- Listed records -
= Beginning of Section =
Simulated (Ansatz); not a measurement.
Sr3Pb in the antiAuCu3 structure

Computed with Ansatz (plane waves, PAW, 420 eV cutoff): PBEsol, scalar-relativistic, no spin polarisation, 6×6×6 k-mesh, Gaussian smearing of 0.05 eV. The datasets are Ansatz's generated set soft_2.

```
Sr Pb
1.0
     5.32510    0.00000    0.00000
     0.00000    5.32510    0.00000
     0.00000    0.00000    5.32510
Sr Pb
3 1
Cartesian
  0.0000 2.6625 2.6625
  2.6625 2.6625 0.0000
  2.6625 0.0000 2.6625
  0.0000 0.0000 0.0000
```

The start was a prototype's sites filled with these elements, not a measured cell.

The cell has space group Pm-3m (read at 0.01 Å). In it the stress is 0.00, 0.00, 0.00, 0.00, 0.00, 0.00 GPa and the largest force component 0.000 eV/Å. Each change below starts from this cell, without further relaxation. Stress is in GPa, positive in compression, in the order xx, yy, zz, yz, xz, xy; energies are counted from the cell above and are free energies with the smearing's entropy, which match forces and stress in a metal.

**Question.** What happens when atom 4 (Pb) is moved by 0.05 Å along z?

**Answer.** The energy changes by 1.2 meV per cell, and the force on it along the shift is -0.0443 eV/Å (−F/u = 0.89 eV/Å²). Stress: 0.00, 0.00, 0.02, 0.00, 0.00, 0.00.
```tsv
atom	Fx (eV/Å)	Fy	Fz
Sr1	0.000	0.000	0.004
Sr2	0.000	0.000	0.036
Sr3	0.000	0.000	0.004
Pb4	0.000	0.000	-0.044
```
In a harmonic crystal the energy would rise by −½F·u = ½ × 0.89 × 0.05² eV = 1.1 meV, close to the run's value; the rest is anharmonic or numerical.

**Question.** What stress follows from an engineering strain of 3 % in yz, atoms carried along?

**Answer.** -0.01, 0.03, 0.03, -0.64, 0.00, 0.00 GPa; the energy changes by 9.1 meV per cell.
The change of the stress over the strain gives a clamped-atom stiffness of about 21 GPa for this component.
= End of Section =

- Activity -
Only the lines from the start of the material through the line containing "The cell has" belong in the answer, each copied exactly.

- Written response -
Simulated (Ansatz); not a measurement.
Sr3Pb in the antiAuCu3 structure

Computed with Ansatz (plane waves, PAW, 420 eV cutoff): PBEsol, scalar-relativistic, no spin polarisation, 6×6×6 k-mesh, Gaussian smearing of 0.05 eV. The datasets are Ansatz's generated set soft_2.

```
Sr Pb
1.0
     5.32510    0.00000    0.00000
     0.00000    5.32510    0.00000
     0.00000    0.00000    5.32510
Sr Pb
3 1
Cartesian
  0.0000 2.6625 2.6625
  2.6625 2.6625 0.0000
  2.6625 0.0000 2.6625
  0.0000 0.0000 0.0000
```

The start was a prototype's sites filled with these elements, not a measured cell.

The cell has space group Pm-3m (read at 0.01 Å). In it the stress is 0.00, 0.00, 0.00, 0.00, 0.00, 0.00 GPa and the largest force component 0.000 eV/Å. Each change below starts from this cell, without further relaxation. Stress is in GPa, positive in compression, in the order xx, yy, zz, yz, xz, xy; energies are counted from the cell above and are free energies with the smearing's entropy, which match forces and stress in a metal.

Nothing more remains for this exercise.